## DATA EXCERPTS
==========
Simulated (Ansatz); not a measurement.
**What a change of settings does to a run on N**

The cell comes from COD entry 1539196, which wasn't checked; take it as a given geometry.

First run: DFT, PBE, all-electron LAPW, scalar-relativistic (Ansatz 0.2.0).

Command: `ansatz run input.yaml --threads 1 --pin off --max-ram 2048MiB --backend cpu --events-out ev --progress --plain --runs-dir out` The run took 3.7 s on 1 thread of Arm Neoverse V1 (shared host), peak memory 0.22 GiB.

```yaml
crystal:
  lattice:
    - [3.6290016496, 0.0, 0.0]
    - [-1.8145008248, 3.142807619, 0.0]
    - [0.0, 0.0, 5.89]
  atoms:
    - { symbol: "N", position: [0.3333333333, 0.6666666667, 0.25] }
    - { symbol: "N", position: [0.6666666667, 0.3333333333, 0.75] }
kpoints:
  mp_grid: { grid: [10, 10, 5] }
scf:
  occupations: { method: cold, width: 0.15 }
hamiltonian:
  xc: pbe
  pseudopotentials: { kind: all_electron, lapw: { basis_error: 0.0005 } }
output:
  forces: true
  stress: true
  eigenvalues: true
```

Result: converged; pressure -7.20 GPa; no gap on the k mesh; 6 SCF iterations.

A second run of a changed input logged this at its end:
==========

## REQUIREMENT
An exact copy of the lines above, from the one containing "First run: DFT, PBE, all-electron" through the one containing "Result: converged; pressure", is the whole of the answer.

## EXERCISE ANSWER
First run: DFT, PBE, all-electron LAPW, scalar-relativistic (Ansatz 0.2.0).

Command: `ansatz run input.yaml --threads 1 --pin off --max-ram 2048MiB --backend cpu --events-out ev --progress --plain --runs-dir out` The run took 3.7 s on 1 thread of Arm Neoverse V1 (shared host), peak memory 0.22 GiB.

```yaml
crystal:
  lattice:
    - [3.6290016496, 0.0, 0.0]
    - [-1.8145008248, 3.142807619, 0.0]
    - [0.0, 0.0, 5.89]
  atoms:
    - { symbol: "N", position: [0.3333333333, 0.6666666667, 0.25] }
    - { symbol: "N", position: [0.6666666667, 0.3333333333, 0.75] }
kpoints:
  mp_grid: { grid: [10, 10, 5] }
scf:
  occupations: { method: cold, width: 0.15 }
hamiltonian:
  xc: pbe
  pseudopotentials: { kind: all_electron, lapw: { basis_error: 0.0005 } }
output:
  forces: true
  stress: true
  eigenvalues: true
```

Result: converged; pressure -7.20 GPa; no gap on the k mesh; 6 SCF iterations.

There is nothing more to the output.